### WORK ORDER
Copy the records below verbatim, from the first line through the line containing "Answer: Zero (band", inclusive, and output nothing else.

INFORMATION SHOWN Block Start

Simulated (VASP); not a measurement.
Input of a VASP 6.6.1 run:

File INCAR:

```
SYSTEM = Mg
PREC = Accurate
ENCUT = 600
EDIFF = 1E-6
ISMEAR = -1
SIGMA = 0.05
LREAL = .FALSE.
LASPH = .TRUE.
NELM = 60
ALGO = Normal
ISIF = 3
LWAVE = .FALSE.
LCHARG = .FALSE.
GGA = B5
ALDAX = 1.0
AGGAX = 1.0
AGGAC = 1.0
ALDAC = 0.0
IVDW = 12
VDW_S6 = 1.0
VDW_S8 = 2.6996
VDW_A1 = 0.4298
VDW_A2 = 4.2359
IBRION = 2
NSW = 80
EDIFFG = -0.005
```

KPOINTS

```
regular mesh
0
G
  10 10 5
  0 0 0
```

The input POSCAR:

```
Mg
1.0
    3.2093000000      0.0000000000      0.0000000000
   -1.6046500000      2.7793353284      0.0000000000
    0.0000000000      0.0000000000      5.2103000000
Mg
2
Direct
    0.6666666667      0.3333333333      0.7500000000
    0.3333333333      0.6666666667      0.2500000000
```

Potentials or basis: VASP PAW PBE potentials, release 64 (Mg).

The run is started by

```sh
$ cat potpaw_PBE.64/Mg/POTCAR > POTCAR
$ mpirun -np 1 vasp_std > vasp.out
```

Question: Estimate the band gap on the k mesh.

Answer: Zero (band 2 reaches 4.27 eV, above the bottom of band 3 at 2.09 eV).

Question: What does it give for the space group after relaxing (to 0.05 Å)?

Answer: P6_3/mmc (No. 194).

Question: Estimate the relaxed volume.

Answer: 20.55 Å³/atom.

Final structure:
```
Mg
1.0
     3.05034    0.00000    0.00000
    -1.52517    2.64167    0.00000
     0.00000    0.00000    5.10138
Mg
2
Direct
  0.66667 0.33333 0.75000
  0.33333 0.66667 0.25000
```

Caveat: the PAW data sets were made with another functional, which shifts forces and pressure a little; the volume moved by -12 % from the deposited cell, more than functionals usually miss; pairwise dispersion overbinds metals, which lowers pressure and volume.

INFORMATION SHOWN Block End

### TASK SOLUTION
Simulated (VASP); not a measurement.
Input of a VASP 6.6.1 run:

File INCAR:

```
SYSTEM = Mg
PREC = Accurate
ENCUT = 600
EDIFF = 1E-6
ISMEAR = -1
SIGMA = 0.05
LREAL = .FALSE.
LASPH = .TRUE.
NELM = 60
ALGO = Normal
ISIF = 3
LWAVE = .FALSE.
LCHARG = .FALSE.
GGA = B5
ALDAX = 1.0
AGGAX = 1.0
AGGAC = 1.0
ALDAC = 0.0
IVDW = 12
VDW_S6 = 1.0
VDW_S8 = 2.6996
VDW_A1 = 0.4298
VDW_A2 = 4.2359
IBRION = 2
NSW = 80
EDIFFG = -0.005
```

KPOINTS

```
regular mesh
0
G
  10 10 5
  0 0 0
```

The input POSCAR:

```
Mg
1.0
    3.2093000000      0.0000000000      0.0000000000
   -1.6046500000      2.7793353284      0.0000000000
    0.0000000000      0.0000000000      5.2103000000
Mg
2
Direct
    0.6666666667      0.3333333333      0.7500000000
    0.3333333333      0.6666666667      0.2500000000
```

Potentials or basis: VASP PAW PBE potentials, release 64 (Mg).

The run is started by

```sh
$ cat potpaw_PBE.64/Mg/POTCAR > POTCAR
$ mpirun -np 1 vasp_std > vasp.out
```

Question: Estimate the band gap on the k mesh.

Answer: Zero (band 2 reaches 4.27 eV, above the bottom of band 3 at 2.09 eV).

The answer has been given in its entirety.